(Beginning of Given information)

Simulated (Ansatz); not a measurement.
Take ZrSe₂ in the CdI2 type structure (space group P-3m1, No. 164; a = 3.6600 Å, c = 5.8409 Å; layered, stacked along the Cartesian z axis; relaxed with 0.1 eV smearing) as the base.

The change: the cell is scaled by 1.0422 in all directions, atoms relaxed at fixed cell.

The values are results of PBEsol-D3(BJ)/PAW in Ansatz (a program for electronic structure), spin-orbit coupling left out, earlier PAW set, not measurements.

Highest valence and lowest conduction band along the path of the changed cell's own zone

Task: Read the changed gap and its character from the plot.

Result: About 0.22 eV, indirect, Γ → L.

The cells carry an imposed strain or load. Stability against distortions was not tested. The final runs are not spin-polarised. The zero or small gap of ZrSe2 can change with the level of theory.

(End of Given information)

* **Activity**
When you reach the line in the material above that holds "Highest valence and", begin reproducing lines exactly, and stop after the line that holds "Result: About 0.22 eV, indirect, Γ → L.".

* **Task solution**
Highest valence and lowest conduction band along the path of the changed cell's own zone

Task: Read the changed gap and its character from the plot.

Result: About 0.22 eV, indirect, Γ → L.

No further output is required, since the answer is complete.